◆ **Work instruction**
Restate every record exactly, with nothing skipped.

◆ **Data supplied**
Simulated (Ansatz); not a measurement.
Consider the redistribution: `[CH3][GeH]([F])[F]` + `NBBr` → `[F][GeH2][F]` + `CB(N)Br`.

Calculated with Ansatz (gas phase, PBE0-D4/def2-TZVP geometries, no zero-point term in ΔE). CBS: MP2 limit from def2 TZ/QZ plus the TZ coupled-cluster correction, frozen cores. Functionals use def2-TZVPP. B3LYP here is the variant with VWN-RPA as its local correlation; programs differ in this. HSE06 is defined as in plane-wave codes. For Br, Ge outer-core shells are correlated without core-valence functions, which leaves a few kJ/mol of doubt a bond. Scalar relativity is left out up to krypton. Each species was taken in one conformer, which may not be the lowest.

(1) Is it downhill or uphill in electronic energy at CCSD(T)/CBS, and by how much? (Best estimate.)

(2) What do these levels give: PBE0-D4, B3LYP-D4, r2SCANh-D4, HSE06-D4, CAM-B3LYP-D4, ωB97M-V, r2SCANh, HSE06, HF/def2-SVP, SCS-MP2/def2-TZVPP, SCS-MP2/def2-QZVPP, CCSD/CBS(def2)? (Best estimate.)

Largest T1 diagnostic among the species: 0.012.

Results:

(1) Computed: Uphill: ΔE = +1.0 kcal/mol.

◆ **Task answer**
Simulated (Ansatz); not a measurement.
Consider the redistribution: `[CH3][GeH]([F])[F]` + `NBBr` → `[F][GeH2][F]` + `CB(N)Br`.

Calculated with Ansatz (gas phase, PBE0-D4/def2-TZVP geometries, no zero-point term in ΔE). CBS: MP2 limit from def2 TZ/QZ plus the TZ coupled-cluster correction, frozen cores. Functionals use def2-TZVPP. B3LYP here is the variant with VWN-RPA as its local correlation; programs differ in this. HSE06 is defined as in plane-wave codes. For Br, Ge outer-core shells are correlated without core-valence functions, which leaves a few kJ/mol of doubt a bond. Scalar relativity is left out up to krypton. Each species was taken in one conformer, which may not be the lowest.

(1) Is it downhill or uphill in electronic energy at CCSD(T)/CBS, and by how much? (Best estimate.)

(2) What do these levels give: PBE0-D4, B3LYP-D4, r2SCANh-D4, HSE06-D4, CAM-B3LYP-D4, ωB97M-V, r2SCANh, HSE06, HF/def2-SVP, SCS-MP2/def2-TZVPP, SCS-MP2/def2-QZVPP, CCSD/CBS(def2)? (Best estimate.)

Largest T1 diagnostic among the species: 0.012.

Results:

(1) Computed: Uphill: ΔE = +1.0 kcal/mol.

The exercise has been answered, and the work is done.